══════════════════════════════

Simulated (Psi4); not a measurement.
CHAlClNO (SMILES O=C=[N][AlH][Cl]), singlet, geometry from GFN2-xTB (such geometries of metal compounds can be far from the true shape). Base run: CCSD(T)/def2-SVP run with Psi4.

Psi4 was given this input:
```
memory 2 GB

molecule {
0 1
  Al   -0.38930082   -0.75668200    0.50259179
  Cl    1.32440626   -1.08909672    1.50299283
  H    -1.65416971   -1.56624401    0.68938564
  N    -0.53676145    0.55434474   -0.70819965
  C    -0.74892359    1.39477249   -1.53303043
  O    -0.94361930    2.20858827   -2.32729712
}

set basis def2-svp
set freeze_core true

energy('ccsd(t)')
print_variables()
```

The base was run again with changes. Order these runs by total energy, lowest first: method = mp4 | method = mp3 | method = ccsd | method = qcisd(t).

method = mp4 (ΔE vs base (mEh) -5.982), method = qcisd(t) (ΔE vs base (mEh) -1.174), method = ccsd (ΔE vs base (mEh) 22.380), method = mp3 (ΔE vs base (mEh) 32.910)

══════════════════════════════

== Assigned task ==
Look above for the line containing "Psi4 was given". Output from there through the line containing "The base was", exactly and inclusively.

== Your solution ==
Psi4 was given this input:
```
memory 2 GB

molecule {
0 1
  Al   -0.38930082   -0.75668200    0.50259179
  Cl    1.32440626   -1.08909672    1.50299283
  H    -1.65416971   -1.56624401    0.68938564
  N    -0.53676145    0.55434474   -0.70819965
  C    -0.74892359    1.39477249   -1.53303043
  O    -0.94361930    2.20858827   -2.32729712
}

set basis def2-svp
set freeze_core true

energy('ccsd(t)')
print_variables()
```

The base was run again with changes. Order these runs by total energy, lowest first: method = mp4 | method = mp3 | method = ccsd | method = qcisd(t).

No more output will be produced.